Copy every record word for word.

━━━━━ Provided data ━━━━━
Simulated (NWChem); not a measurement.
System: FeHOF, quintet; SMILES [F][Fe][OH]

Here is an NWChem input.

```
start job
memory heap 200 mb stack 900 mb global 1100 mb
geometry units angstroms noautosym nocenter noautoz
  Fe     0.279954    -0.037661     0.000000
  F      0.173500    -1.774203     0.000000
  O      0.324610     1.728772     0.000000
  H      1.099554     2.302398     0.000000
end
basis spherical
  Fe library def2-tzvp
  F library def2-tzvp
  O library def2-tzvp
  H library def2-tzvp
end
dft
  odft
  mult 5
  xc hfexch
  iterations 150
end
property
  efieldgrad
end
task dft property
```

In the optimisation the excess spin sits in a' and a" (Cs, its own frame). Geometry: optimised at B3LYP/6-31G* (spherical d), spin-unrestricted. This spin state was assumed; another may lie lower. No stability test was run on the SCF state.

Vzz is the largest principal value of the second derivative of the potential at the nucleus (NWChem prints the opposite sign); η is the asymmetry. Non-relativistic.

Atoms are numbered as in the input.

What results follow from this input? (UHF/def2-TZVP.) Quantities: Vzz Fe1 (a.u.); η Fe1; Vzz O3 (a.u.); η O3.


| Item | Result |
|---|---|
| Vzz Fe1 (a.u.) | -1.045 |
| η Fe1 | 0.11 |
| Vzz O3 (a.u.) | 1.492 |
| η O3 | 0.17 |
━━━━━

Task output:
Simulated (NWChem); not a measurement.
System: FeHOF, quintet; SMILES [F][Fe][OH]

Here is an NWChem input.

```
start job
memory heap 200 mb stack 900 mb global 1100 mb
geometry units angstroms noautosym nocenter noautoz
  Fe     0.279954    -0.037661     0.000000
  F      0.173500    -1.774203     0.000000
  O      0.324610     1.728772     0.000000
  H      1.099554     2.302398     0.000000
end
basis spherical
  Fe library def2-tzvp
  F library def2-tzvp
  O library def2-tzvp
  H library def2-tzvp
end
dft
  odft
  mult 5
  xc hfexch
  iterations 150
end
property
  efieldgrad
end
task dft property
```

In the optimisation the excess spin sits in a' and a" (Cs, its own frame). Geometry: optimised at B3LYP/6-31G* (spherical d), spin-unrestricted. This spin state was assumed; another may lie lower. No stability test was run on the SCF state.

Vzz is the largest principal value of the second derivative of the potential at the nucleus (NWChem prints the opposite sign); η is the asymmetry. Non-relativistic.

Atoms are numbered as in the input.

What results follow from this input? (UHF/def2-TZVP.) Quantities: Vzz Fe1 (a.u.); η Fe1; Vzz O3 (a.u.); η O3.


| Item | Result |
|---|---|
| Vzz Fe1 (a.u.) | -1.045 |
| η Fe1 | 0.11 |
| Vzz O3 (a.u.) | 1.492 |
| η O3 | 0.17 |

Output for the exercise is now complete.